* [Work request] Give the lines below again exactly, starting with the line that holds "# What is wrong with this refinement?" and going on through the line that holds "Simulated single-crystal data".

* [Extracted information]
──────

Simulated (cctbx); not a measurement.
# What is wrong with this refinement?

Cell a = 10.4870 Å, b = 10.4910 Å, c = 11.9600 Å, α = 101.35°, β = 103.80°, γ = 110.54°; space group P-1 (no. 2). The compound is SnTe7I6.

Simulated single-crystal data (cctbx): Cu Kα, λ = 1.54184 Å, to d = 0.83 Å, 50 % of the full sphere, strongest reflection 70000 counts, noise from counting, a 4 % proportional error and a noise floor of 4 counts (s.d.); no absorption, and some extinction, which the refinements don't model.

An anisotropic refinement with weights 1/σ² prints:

──────

* [Answer box]
# What is wrong with this refinement?

Cell a = 10.4870 Å, b = 10.4910 Å, c = 11.9600 Å, α = 101.35°, β = 103.80°, γ = 110.54°; space group P-1 (no. 2). The compound is SnTe7I6.

Simulated single-crystal data (cctbx): Cu Kα, λ = 1.54184 Å, to d = 0.83 Å, 50 % of the full sphere, strongest reflection 70000 counts, noise from counting, a 4 % proportional error and a noise floor of 4 counts (s.d.); no absorption, and some extinction, which the refinements don't model.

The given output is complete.